- Opening Delimiter -

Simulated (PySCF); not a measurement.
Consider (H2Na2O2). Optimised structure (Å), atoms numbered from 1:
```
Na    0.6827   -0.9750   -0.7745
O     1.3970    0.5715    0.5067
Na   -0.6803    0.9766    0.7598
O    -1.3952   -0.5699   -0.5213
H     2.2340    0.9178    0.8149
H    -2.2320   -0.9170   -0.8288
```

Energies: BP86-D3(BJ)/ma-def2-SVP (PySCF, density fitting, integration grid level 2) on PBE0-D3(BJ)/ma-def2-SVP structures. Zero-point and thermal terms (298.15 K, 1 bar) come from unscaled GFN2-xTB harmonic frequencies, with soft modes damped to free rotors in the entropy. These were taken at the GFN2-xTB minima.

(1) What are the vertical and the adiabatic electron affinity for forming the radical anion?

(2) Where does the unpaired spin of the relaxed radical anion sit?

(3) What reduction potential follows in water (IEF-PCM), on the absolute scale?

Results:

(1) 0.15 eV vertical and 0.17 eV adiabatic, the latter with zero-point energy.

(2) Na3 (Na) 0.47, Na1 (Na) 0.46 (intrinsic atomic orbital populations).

- Closing Delimiter -

TASK ITEM:
Extract all of the data exactly as written.

TASK OUTPUT:
Simulated (PySCF); not a measurement.
Consider (H2Na2O2). Optimised structure (Å), atoms numbered from 1:
```
Na    0.6827   -0.9750   -0.7745
O     1.3970    0.5715    0.5067
Na   -0.6803    0.9766    0.7598
O    -1.3952   -0.5699   -0.5213
H     2.2340    0.9178    0.8149
H    -2.2320   -0.9170   -0.8288
```

Energies: BP86-D3(BJ)/ma-def2-SVP (PySCF, density fitting, integration grid level 2) on PBE0-D3(BJ)/ma-def2-SVP structures. Zero-point and thermal terms (298.15 K, 1 bar) come from unscaled GFN2-xTB harmonic frequencies, with soft modes damped to free rotors in the entropy. These were taken at the GFN2-xTB minima.

(1) What are the vertical and the adiabatic electron affinity for forming the radical anion?

(2) Where does the unpaired spin of the relaxed radical anion sit?

(3) What reduction potential follows in water (IEF-PCM), on the absolute scale?

Results:

(1) 0.15 eV vertical and 0.17 eV adiabatic, the latter with zero-point energy.

(2) Na3 (Na) 0.47, Na1 (Na) 0.46 (intrinsic atomic orbital populations).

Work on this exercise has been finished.